Provided material below:

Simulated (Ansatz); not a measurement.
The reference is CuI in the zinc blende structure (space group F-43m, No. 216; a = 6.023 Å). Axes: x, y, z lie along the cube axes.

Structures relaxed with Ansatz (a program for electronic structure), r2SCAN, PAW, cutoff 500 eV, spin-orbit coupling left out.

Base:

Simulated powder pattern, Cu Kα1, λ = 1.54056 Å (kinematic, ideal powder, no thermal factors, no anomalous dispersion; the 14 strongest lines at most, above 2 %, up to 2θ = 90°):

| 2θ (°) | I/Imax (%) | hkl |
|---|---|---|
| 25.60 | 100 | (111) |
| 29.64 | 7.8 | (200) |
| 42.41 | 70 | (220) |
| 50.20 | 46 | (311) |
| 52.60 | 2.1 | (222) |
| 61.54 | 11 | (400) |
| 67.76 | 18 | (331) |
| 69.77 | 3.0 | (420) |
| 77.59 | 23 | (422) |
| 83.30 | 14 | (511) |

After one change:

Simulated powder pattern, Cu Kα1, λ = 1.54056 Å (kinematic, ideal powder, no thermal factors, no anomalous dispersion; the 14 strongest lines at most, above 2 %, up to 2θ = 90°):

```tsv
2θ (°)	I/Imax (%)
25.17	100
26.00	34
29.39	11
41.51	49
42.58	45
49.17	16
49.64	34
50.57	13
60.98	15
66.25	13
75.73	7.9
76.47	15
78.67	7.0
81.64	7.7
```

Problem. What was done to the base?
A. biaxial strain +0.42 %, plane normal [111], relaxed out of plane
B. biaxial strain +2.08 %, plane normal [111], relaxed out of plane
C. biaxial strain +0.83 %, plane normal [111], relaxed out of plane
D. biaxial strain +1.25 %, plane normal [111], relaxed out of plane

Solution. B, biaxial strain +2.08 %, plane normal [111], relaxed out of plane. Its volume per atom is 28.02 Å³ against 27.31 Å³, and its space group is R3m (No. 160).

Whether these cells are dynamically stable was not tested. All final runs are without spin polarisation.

End of Provided material.

-- Work order --
Return, with no change at all, every line in the entries above from the line containing "2.1 | (222) |" through the line containing "Solution. B, biaxial".

-- Written response --
| 52.60 | 2.1 | (222) |
| 61.54 | 11 | (400) |
| 67.76 | 18 | (331) |
| 69.77 | 3.0 | (420) |
| 77.59 | 23 | (422) |
| 83.30 | 14 | (511) |

After one change:

Simulated powder pattern, Cu Kα1, λ = 1.54056 Å (kinematic, ideal powder, no thermal factors, no anomalous dispersion; the 14 strongest lines at most, above 2 %, up to 2θ = 90°):

```tsv
2θ (°)	I/Imax (%)
25.17	100
26.00	34
29.39	11
41.51	49
42.58	45
49.17	16
49.64	34
50.57	13
60.98	15
66.25	13
75.73	7.9
76.47	15
78.67	7.0
81.64	7.7
```

Problem. What was done to the base?
A. biaxial strain +0.42 %, plane normal [111], relaxed out of plane
B. biaxial strain +2.08 %, plane normal [111], relaxed out of plane
C. biaxial strain +0.83 %, plane normal [111], relaxed out of plane
D. biaxial strain +1.25 %, plane normal [111], relaxed out of plane

Solution. B, biaxial strain +2.08 %, plane normal [111], relaxed out of plane. Its volume per atom is 28.02 Å³ against 27.31 Å³, and its space group is R3m (No. 160).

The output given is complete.